**Work task**
Write out the lines from the top of the material through the line with "Symmetry: Im-3m, No.", exactly and with nothing added.

**Records shown**
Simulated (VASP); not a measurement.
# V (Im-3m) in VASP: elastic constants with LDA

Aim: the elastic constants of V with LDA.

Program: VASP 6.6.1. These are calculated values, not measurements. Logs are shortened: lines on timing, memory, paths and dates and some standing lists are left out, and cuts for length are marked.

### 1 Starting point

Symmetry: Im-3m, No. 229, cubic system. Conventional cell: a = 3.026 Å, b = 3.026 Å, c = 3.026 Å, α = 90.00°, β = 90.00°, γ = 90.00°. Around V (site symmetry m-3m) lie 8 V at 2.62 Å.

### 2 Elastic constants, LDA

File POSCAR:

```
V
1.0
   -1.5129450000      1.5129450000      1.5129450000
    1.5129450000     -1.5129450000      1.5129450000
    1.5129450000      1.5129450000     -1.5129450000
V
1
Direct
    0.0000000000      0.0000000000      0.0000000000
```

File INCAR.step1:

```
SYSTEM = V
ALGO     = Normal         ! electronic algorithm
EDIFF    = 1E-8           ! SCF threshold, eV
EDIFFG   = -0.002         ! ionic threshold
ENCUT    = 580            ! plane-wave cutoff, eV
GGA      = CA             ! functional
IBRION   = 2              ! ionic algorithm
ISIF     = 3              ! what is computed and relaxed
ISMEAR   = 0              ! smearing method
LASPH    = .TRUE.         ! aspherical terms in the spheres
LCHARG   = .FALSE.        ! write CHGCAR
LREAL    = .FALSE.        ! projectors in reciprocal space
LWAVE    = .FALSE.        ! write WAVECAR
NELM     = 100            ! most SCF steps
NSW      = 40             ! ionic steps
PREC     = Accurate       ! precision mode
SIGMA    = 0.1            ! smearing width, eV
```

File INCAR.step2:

**Solution**
Simulated (VASP); not a measurement.
# V (Im-3m) in VASP: elastic constants with LDA

Aim: the elastic constants of V with LDA.

Program: VASP 6.6.1. These are calculated values, not measurements. Logs are shortened: lines on timing, memory, paths and dates and some standing lists are left out, and cuts for length are marked.

### 1 Starting point

Symmetry: Im-3m, No. 229, cubic system. Conventional cell: a = 3.026 Å, b = 3.026 Å, c = 3.026 Å, α = 90.00°, β = 90.00°, γ = 90.00°. Around V (site symmetry m-3m) lie 8 V at 2.62 Å.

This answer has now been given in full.